* **Work request**: Using the data below, output the first line and every line after it up to and including the line containing "Question: How long", exactly as written and with nothing added.

* **Listed entries**:
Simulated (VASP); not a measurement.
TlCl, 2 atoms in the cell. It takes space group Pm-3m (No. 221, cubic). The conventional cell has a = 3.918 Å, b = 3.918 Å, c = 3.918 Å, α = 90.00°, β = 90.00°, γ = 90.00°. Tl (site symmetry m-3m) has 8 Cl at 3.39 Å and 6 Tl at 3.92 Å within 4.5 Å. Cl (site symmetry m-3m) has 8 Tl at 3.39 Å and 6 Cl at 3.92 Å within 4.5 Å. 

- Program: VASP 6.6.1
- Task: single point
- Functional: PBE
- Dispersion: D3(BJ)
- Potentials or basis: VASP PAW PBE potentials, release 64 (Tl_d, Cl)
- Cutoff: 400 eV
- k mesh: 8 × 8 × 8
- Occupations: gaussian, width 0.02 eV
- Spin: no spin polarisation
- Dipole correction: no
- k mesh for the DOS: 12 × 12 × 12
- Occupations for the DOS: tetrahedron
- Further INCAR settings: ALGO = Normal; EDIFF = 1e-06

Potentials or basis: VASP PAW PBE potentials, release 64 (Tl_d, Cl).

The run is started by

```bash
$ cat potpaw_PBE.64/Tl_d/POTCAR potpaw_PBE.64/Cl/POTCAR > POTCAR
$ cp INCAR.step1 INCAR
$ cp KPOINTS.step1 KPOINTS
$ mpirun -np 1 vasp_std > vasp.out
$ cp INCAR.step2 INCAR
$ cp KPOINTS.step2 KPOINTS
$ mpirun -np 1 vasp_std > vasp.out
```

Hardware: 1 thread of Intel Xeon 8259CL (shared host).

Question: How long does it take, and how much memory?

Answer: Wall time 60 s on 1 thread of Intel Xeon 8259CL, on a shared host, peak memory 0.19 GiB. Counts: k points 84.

* **Expected answer**:
Simulated (VASP); not a measurement.
TlCl, 2 atoms in the cell. It takes space group Pm-3m (No. 221, cubic). The conventional cell has a = 3.918 Å, b = 3.918 Å, c = 3.918 Å, α = 90.00°, β = 90.00°, γ = 90.00°. Tl (site symmetry m-3m) has 8 Cl at 3.39 Å and 6 Tl at 3.92 Å within 4.5 Å. Cl (site symmetry m-3m) has 8 Tl at 3.39 Å and 6 Cl at 3.92 Å within 4.5 Å. 

- Program: VASP 6.6.1
- Task: single point
- Functional: PBE
- Dispersion: D3(BJ)
- Potentials or basis: VASP PAW PBE potentials, release 64 (Tl_d, Cl)
- Cutoff: 400 eV
- k mesh: 8 × 8 × 8
- Occupations: gaussian, width 0.02 eV
- Spin: no spin polarisation
- Dipole correction: no
- k mesh for the DOS: 12 × 12 × 12
- Occupations for the DOS: tetrahedron
- Further INCAR settings: ALGO = Normal; EDIFF = 1e-06

Potentials or basis: VASP PAW PBE potentials, release 64 (Tl_d, Cl).

The run is started by

```bash
$ cat potpaw_PBE.64/Tl_d/POTCAR potpaw_PBE.64/Cl/POTCAR > POTCAR
$ cp INCAR.step1 INCAR
$ cp KPOINTS.step1 KPOINTS
$ mpirun -np 1 vasp_std > vasp.out
$ cp INCAR.step2 INCAR
$ cp KPOINTS.step2 KPOINTS
$ mpirun -np 1 vasp_std > vasp.out
```

Hardware: 1 thread of Intel Xeon 8259CL (shared host).

Question: How long does it take, and how much memory?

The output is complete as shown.